> [Action item]: Return, in their exact form, the lines that lie between the start of the data below and the line containing "(2) Ground term 2E", with both ends included.

> [Data records]:
::::::::::
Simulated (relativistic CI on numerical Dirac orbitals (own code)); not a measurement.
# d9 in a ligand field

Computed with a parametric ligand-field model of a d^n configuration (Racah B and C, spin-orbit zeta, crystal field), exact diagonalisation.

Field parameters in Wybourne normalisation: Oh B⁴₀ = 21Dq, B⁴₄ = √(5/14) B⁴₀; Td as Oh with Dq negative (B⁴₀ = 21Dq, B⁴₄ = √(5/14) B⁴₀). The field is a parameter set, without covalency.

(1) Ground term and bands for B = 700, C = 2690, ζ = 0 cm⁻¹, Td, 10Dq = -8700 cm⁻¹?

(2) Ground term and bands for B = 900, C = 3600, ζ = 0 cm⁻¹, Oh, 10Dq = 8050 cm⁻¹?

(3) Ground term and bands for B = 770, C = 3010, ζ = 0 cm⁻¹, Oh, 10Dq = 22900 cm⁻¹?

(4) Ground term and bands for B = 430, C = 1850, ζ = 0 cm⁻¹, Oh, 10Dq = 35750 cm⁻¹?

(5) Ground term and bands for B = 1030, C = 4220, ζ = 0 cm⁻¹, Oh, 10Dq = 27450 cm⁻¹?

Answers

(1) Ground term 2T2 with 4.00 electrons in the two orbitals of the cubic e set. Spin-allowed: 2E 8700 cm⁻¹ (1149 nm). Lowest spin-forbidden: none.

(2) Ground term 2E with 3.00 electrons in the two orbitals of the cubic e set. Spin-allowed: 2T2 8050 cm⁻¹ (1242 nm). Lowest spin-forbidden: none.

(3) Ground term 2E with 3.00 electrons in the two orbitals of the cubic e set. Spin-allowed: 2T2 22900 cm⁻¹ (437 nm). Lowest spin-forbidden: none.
::::::::::

> [Answer area]:
Simulated (relativistic CI on numerical Dirac orbitals (own code)); not a measurement.
# d9 in a ligand field

Computed with a parametric ligand-field model of a d^n configuration (Racah B and C, spin-orbit zeta, crystal field), exact diagonalisation.

Field parameters in Wybourne normalisation: Oh B⁴₀ = 21Dq, B⁴₄ = √(5/14) B⁴₀; Td as Oh with Dq negative (B⁴₀ = 21Dq, B⁴₄ = √(5/14) B⁴₀). The field is a parameter set, without covalency.

(1) Ground term and bands for B = 700, C = 2690, ζ = 0 cm⁻¹, Td, 10Dq = -8700 cm⁻¹?

(2) Ground term and bands for B = 900, C = 3600, ζ = 0 cm⁻¹, Oh, 10Dq = 8050 cm⁻¹?

(3) Ground term and bands for B = 770, C = 3010, ζ = 0 cm⁻¹, Oh, 10Dq = 22900 cm⁻¹?

(4) Ground term and bands for B = 430, C = 1850, ζ = 0 cm⁻¹, Oh, 10Dq = 35750 cm⁻¹?

(5) Ground term and bands for B = 1030, C = 4220, ζ = 0 cm⁻¹, Oh, 10Dq = 27450 cm⁻¹?

Answers

(1) Ground term 2T2 with 4.00 electrons in the two orbitals of the cubic e set. Spin-allowed: 2E 8700 cm⁻¹ (1149 nm). Lowest spin-forbidden: none.

(2) Ground term 2E with 3.00 electrons in the two orbitals of the cubic e set. Spin-allowed: 2T2 8050 cm⁻¹ (1242 nm). Lowest spin-forbidden: none.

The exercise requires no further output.